STUDY MATERIAL below:
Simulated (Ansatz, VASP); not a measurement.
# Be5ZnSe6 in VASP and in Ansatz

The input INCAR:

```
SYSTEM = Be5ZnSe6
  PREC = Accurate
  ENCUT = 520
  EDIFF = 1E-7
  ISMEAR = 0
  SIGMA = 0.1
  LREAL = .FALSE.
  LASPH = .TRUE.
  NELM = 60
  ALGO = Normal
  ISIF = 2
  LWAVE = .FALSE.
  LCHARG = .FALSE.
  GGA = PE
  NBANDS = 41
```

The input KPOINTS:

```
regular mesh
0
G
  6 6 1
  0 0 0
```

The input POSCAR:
End of STUDY MATERIAL.

Set the data down again in full. Keep it exact.

◆ ANSWER BOX ◆
Simulated (Ansatz, VASP); not a measurement.
# Be5ZnSe6 in VASP and in Ansatz

The input INCAR:

```
SYSTEM = Be5ZnSe6
  PREC = Accurate
  ENCUT = 520
  EDIFF = 1E-7
  ISMEAR = 0
  SIGMA = 0.1
  LREAL = .FALSE.
  LASPH = .TRUE.
  NELM = 60
  ALGO = Normal
  ISIF = 2
  LWAVE = .FALSE.
  LCHARG = .FALSE.
  GGA = PE
  NBANDS = 41
```

The input KPOINTS:

```
regular mesh
0
G
  6 6 1
  0 0 0
```

The input POSCAR:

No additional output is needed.